Output all of the material beneath this line exactly as it is.

(Source material):
◆ ◆ ◆ ◆
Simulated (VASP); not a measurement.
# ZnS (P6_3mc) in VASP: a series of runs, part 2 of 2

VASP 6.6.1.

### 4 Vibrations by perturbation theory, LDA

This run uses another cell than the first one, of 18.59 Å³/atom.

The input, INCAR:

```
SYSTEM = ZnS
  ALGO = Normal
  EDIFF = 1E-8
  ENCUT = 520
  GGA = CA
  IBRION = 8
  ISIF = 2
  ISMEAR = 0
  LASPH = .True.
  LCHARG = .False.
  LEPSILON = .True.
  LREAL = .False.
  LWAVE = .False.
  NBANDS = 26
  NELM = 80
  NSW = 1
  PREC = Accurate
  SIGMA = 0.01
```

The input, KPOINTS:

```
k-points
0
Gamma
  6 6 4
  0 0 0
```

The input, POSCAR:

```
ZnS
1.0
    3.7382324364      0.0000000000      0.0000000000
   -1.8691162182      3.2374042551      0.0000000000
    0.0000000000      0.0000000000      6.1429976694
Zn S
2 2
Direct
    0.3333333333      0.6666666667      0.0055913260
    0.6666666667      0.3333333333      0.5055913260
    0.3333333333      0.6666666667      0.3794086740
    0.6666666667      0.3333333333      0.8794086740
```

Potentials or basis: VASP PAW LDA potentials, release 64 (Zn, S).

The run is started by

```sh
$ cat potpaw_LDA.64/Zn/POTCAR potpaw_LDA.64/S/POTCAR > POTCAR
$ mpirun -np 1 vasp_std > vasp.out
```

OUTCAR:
◆ ◆ ◆ ◆

(Your solution):
Simulated (VASP); not a measurement.
# ZnS (P6_3mc) in VASP: a series of runs, part 2 of 2

VASP 6.6.1.

### 4 Vibrations by perturbation theory, LDA

This run uses another cell than the first one, of 18.59 Å³/atom.

The input, INCAR:

```
SYSTEM = ZnS
  ALGO = Normal
  EDIFF = 1E-8
  ENCUT = 520
  GGA = CA
  IBRION = 8
  ISIF = 2
  ISMEAR = 0
  LASPH = .True.
  LCHARG = .False.
  LEPSILON = .True.
  LREAL = .False.
  LWAVE = .False.
  NBANDS = 26
  NELM = 80
  NSW = 1
  PREC = Accurate
  SIGMA = 0.01
```

The input, KPOINTS:

```
k-points
0
Gamma
  6 6 4
  0 0 0
```

The input, POSCAR:

```
ZnS
1.0
    3.7382324364      0.0000000000      0.0000000000
   -1.8691162182      3.2374042551      0.0000000000
    0.0000000000      0.0000000000      6.1429976694
Zn S
2 2
Direct
    0.3333333333      0.6666666667      0.0055913260
    0.6666666667      0.3333333333      0.5055913260
    0.3333333333      0.6666666667      0.3794086740
    0.6666666667      0.3333333333      0.8794086740
```

Potentials or basis: VASP PAW LDA potentials, release 64 (Zn, S).

The run is started by

```sh
$ cat potpaw_LDA.64/Zn/POTCAR potpaw_LDA.64/S/POTCAR > POTCAR
$ mpirun -np 1 vasp_std > vasp.out
```

OUTCAR:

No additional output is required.